□ □ □

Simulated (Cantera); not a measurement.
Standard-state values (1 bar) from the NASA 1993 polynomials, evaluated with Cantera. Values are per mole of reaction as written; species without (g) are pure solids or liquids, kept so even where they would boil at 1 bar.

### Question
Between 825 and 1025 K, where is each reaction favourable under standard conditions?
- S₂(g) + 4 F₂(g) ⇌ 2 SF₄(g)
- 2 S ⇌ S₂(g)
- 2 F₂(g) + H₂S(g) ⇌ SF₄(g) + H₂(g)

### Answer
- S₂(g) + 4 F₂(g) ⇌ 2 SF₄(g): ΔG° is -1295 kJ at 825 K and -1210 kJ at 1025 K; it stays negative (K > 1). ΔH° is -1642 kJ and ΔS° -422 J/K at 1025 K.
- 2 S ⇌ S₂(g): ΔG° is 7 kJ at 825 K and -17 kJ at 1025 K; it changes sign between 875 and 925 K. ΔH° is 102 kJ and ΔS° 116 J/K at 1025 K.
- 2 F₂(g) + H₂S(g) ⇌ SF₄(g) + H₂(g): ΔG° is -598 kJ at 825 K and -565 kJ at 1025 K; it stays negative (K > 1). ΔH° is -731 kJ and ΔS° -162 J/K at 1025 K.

□ □ □

=== ASSIGNED TASK ===
Write out all of the entries above, exactly and in full.

=== ANSWER AREA ===
Simulated (Cantera); not a measurement.
Standard-state values (1 bar) from the NASA 1993 polynomials, evaluated with Cantera. Values are per mole of reaction as written; species without (g) are pure solids or liquids, kept so even where they would boil at 1 bar.

### Question
Between 825 and 1025 K, where is each reaction favourable under standard conditions?
- S₂(g) + 4 F₂(g) ⇌ 2 SF₄(g)
- 2 S ⇌ S₂(g)
- 2 F₂(g) + H₂S(g) ⇌ SF₄(g) + H₂(g)

### Answer
- S₂(g) + 4 F₂(g) ⇌ 2 SF₄(g): ΔG° is -1295 kJ at 825 K and -1210 kJ at 1025 K; it stays negative (K > 1). ΔH° is -1642 kJ and ΔS° -422 J/K at 1025 K.
- 2 S ⇌ S₂(g): ΔG° is 7 kJ at 825 K and -17 kJ at 1025 K; it changes sign between 875 and 925 K. ΔH° is 102 kJ and ΔS° 116 J/K at 1025 K.
- 2 F₂(g) + H₂S(g) ⇌ SF₄(g) + H₂(g): ΔG° is -598 kJ at 825 K and -565 kJ at 1025 K; it stays negative (K > 1). ΔH° is -731 kJ and ΔS° -162 J/K at 1025 K.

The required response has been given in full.